Work item: Nothing but the lines from the start of the entries through the line containing "The numbers come" should appear in the answer, each given exactly.

Recorded data section start

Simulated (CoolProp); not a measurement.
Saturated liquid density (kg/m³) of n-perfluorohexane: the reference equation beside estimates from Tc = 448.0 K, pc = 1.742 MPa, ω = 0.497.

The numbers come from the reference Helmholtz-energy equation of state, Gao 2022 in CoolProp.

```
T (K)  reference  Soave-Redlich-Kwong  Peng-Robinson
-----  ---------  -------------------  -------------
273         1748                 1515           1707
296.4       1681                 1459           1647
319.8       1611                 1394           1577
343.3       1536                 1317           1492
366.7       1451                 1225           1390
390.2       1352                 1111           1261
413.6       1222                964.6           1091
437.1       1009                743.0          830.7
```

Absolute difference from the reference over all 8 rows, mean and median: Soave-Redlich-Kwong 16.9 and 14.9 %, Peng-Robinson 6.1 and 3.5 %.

Recorded data section end

Worked solution:
Simulated (CoolProp); not a measurement.
Saturated liquid density (kg/m³) of n-perfluorohexane: the reference equation beside estimates from Tc = 448.0 K, pc = 1.742 MPa, ω = 0.497.

The numbers come from the reference Helmholtz-energy equation of state, Gao 2022 in CoolProp.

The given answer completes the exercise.